Repeat each line of the data exactly as written.

####

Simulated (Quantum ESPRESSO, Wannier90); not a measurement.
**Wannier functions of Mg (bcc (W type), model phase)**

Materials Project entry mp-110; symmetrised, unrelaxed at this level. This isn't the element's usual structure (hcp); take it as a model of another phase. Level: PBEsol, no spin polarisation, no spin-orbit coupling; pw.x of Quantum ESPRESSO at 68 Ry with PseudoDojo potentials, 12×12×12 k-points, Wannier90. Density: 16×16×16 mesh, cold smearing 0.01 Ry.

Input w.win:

####

--- Your response ---
Simulated (Quantum ESPRESSO, Wannier90); not a measurement.
**Wannier functions of Mg (bcc (W type), model phase)**

Materials Project entry mp-110; symmetrised, unrelaxed at this level. This isn't the element's usual structure (hcp); take it as a model of another phase. Level: PBEsol, no spin polarisation, no spin-orbit coupling; pw.x of Quantum ESPRESSO at 68 Ry with PseudoDojo potentials, 12×12×12 k-points, Wannier90. Density: 16×16×16 mesh, cold smearing 0.01 Ry.

Input w.win:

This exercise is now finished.